DATA RECORDS:
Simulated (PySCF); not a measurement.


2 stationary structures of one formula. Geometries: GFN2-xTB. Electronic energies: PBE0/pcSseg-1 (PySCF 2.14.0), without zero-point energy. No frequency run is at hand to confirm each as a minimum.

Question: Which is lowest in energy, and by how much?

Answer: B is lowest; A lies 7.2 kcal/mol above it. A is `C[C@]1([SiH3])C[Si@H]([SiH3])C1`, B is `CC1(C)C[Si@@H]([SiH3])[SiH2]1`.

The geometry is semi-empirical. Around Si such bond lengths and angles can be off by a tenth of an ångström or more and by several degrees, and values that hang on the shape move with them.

WORK TASK: Write out the records exactly, starting at the first line and stopping after the line that contains "Answer: B is".

EXERCISE RESPONSE:
Simulated (PySCF); not a measurement.


2 stationary structures of one formula. Geometries: GFN2-xTB. Electronic energies: PBE0/pcSseg-1 (PySCF 2.14.0), without zero-point energy. No frequency run is at hand to confirm each as a minimum.

Question: Which is lowest in energy, and by how much?

Answer: B is lowest; A lies 7.2 kcal/mol above it. A is `C[C@]1([SiH3])C[Si@H]([SiH3])C1`, B is `CC1(C)C[Si@@H]([SiH3])[SiH2]1`.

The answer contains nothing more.